Work task: Use the entries below and reproduce exactly the lines from the one containing "of theory compared**" down to the one containing "CAM-B3LYP-D4/def2-TZVPP | −8.46 |", both of them included.

Data listing:
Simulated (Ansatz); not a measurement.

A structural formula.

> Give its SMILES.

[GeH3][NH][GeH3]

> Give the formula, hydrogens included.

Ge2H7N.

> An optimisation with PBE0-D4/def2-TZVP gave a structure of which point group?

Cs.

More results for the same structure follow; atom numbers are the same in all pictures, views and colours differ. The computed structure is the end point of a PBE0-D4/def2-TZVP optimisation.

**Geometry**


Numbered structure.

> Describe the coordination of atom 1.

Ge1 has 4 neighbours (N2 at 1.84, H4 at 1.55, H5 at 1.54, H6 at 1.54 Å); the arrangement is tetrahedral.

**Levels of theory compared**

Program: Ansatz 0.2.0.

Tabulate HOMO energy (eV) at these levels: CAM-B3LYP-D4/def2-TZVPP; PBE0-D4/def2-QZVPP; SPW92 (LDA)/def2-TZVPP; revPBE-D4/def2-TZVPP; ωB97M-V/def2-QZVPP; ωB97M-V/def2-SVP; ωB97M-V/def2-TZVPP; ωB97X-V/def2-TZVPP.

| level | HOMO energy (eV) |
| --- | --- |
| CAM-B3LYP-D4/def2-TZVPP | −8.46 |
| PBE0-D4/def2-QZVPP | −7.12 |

Worked solution:
**Levels of theory compared**

Program: Ansatz 0.2.0.

Tabulate HOMO energy (eV) at these levels: CAM-B3LYP-D4/def2-TZVPP; PBE0-D4/def2-QZVPP; SPW92 (LDA)/def2-TZVPP; revPBE-D4/def2-TZVPP; ωB97M-V/def2-QZVPP; ωB97M-V/def2-SVP; ωB97M-V/def2-TZVPP; ωB97X-V/def2-TZVPP.

| level | HOMO energy (eV) |
| --- | --- |
| CAM-B3LYP-D4/def2-TZVPP | −8.46 |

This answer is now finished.